+---+

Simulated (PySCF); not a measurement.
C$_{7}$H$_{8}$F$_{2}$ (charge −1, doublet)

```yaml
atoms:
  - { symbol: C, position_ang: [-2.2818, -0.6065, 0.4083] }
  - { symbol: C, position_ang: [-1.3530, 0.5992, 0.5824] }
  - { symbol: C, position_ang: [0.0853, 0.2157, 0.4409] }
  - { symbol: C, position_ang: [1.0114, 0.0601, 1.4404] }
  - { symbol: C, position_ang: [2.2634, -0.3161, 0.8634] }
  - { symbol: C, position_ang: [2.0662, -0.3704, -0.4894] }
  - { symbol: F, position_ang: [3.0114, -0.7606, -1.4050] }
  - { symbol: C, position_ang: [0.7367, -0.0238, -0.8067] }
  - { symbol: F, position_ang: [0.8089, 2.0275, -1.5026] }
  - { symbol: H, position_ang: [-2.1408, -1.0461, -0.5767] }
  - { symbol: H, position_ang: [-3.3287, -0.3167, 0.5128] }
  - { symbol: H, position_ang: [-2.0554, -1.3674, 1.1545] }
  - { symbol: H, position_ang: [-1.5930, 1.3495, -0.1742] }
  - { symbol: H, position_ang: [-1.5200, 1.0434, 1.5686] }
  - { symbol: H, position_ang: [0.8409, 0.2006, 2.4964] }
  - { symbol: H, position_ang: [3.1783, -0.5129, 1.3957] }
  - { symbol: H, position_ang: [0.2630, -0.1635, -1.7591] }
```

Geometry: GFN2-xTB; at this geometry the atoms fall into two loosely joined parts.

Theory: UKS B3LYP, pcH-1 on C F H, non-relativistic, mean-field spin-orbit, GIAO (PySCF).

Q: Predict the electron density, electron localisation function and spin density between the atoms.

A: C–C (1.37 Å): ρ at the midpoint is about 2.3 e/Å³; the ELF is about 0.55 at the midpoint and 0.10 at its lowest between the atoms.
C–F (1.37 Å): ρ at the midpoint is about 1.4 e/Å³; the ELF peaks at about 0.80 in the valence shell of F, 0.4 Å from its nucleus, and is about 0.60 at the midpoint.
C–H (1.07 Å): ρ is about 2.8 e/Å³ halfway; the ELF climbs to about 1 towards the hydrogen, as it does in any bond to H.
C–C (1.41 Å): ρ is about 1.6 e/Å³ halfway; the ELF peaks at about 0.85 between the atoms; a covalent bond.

+---+

**Work instruction:** What is needed is every line from the start of the entries through the line containing "Geometry: GFN2-xTB; at", returned word for word and nothing else.

**Answer box:**
Simulated (PySCF); not a measurement.
C$_{7}$H$_{8}$F$_{2}$ (charge −1, doublet)

```yaml
atoms:
  - { symbol: C, position_ang: [-2.2818, -0.6065, 0.4083] }
  - { symbol: C, position_ang: [-1.3530, 0.5992, 0.5824] }
  - { symbol: C, position_ang: [0.0853, 0.2157, 0.4409] }
  - { symbol: C, position_ang: [1.0114, 0.0601, 1.4404] }
  - { symbol: C, position_ang: [2.2634, -0.3161, 0.8634] }
  - { symbol: C, position_ang: [2.0662, -0.3704, -0.4894] }
  - { symbol: F, position_ang: [3.0114, -0.7606, -1.4050] }
  - { symbol: C, position_ang: [0.7367, -0.0238, -0.8067] }
  - { symbol: F, position_ang: [0.8089, 2.0275, -1.5026] }
  - { symbol: H, position_ang: [-2.1408, -1.0461, -0.5767] }
  - { symbol: H, position_ang: [-3.3287, -0.3167, 0.5128] }
  - { symbol: H, position_ang: [-2.0554, -1.3674, 1.1545] }
  - { symbol: H, position_ang: [-1.5930, 1.3495, -0.1742] }
  - { symbol: H, position_ang: [-1.5200, 1.0434, 1.5686] }
  - { symbol: H, position_ang: [0.8409, 0.2006, 2.4964] }
  - { symbol: H, position_ang: [3.1783, -0.5129, 1.3957] }
  - { symbol: H, position_ang: [0.2630, -0.1635, -1.7591] }
```

Geometry: GFN2-xTB; at this geometry the atoms fall into two loosely joined parts.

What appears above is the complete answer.